▸ **Work instruction**:
For the records below, output each line exactly as it appears, from the first through the line with "level of theory**".

▸ **Data records**:
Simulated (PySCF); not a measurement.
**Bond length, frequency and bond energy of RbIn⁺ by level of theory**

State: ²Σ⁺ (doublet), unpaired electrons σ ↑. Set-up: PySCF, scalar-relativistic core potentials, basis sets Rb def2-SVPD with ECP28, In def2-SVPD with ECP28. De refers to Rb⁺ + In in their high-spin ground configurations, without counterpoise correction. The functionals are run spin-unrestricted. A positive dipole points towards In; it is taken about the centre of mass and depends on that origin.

▸ **Answer space**:
Simulated (PySCF); not a measurement.
**Bond length, frequency and bond energy of RbIn⁺ by level of theory**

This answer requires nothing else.